-.-.-
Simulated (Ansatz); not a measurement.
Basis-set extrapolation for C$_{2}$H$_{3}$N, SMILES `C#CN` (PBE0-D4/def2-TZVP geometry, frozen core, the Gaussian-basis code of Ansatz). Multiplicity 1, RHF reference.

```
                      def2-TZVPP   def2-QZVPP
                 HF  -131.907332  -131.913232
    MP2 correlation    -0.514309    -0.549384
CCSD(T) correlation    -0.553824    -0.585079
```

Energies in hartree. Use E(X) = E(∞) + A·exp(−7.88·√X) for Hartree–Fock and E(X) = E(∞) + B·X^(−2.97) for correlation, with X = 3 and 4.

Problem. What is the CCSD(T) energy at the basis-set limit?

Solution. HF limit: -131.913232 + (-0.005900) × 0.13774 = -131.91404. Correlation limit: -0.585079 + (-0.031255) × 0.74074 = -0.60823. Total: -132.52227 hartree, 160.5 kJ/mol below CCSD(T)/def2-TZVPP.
-.-.-

- **Work item**
What is needed is every line from the start of the entries through the line containing "Problem. What is", returned word for word and nothing else.

- **Exercise solution**
Simulated (Ansatz); not a measurement.
Basis-set extrapolation for C$_{2}$H$_{3}$N, SMILES `C#CN` (PBE0-D4/def2-TZVP geometry, frozen core, the Gaussian-basis code of Ansatz). Multiplicity 1, RHF reference.

```
                      def2-TZVPP   def2-QZVPP
                 HF  -131.907332  -131.913232
    MP2 correlation    -0.514309    -0.549384
CCSD(T) correlation    -0.553824    -0.585079
```

Energies in hartree. Use E(X) = E(∞) + A·exp(−7.88·√X) for Hartree–Fock and E(X) = E(∞) + B·X^(−2.97) for correlation, with X = 3 and 4.

Problem. What is the CCSD(T) energy at the basis-set limit?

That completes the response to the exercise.